Brief: Could you restate word for word every line of the records below, from the first one to the one holding "A model structure"?

Provided information:
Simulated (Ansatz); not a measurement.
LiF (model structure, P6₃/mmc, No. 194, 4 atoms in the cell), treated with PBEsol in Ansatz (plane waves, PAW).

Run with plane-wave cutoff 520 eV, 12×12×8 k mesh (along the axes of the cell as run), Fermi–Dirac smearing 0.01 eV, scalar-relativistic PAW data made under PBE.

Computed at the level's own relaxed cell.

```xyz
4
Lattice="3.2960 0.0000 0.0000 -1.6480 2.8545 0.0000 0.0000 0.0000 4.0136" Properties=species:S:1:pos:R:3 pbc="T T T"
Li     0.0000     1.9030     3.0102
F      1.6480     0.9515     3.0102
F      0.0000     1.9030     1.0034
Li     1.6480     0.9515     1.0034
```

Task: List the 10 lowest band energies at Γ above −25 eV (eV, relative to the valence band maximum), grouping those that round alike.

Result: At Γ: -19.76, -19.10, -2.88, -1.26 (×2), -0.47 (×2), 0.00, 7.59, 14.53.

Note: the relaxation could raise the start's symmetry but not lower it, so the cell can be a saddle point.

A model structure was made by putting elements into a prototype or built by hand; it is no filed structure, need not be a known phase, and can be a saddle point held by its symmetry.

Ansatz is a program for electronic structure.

Reply:
Simulated (Ansatz); not a measurement.
LiF (model structure, P6₃/mmc, No. 194, 4 atoms in the cell), treated with PBEsol in Ansatz (plane waves, PAW).

Run with plane-wave cutoff 520 eV, 12×12×8 k mesh (along the axes of the cell as run), Fermi–Dirac smearing 0.01 eV, scalar-relativistic PAW data made under PBE.

Computed at the level's own relaxed cell.

```xyz
4
Lattice="3.2960 0.0000 0.0000 -1.6480 2.8545 0.0000 0.0000 0.0000 4.0136" Properties=species:S:1:pos:R:3 pbc="T T T"
Li     0.0000     1.9030     3.0102
F      1.6480     0.9515     3.0102
F      0.0000     1.9030     1.0034
Li     1.6480     0.9515     1.0034
```

Task: List the 10 lowest band energies at Γ above −25 eV (eV, relative to the valence band maximum), grouping those that round alike.

Result: At Γ: -19.76, -19.10, -2.88, -1.26 (×2), -0.47 (×2), 0.00, 7.59, 14.53.

Note: the relaxation could raise the start's symmetry but not lower it, so the cell can be a saddle point.

A model structure was made by putting elements into a prototype or built by hand; it is no filed structure, need not be a known phase, and can be a saddle point held by its symmetry.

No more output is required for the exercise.